• TASK ITEM:
Each line below is to be written out once more, precisely as given.

▶

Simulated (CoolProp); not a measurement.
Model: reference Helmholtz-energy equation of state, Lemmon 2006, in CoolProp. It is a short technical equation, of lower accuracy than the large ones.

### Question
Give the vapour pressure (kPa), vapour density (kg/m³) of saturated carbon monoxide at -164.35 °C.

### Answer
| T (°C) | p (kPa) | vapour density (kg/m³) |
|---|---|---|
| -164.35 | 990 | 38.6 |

◀

• TASK ANSWER:
Simulated (CoolProp); not a measurement.
Model: reference Helmholtz-energy equation of state, Lemmon 2006, in CoolProp. It is a short technical equation, of lower accuracy than the large ones.

### Question
Give the vapour pressure (kPa), vapour density (kg/m³) of saturated carbon monoxide at -164.35 °C.

### Answer
| T (°C) | p (kPa) | vapour density (kg/m³) |
|---|---|---|
| -164.35 | 990 | 38.6 |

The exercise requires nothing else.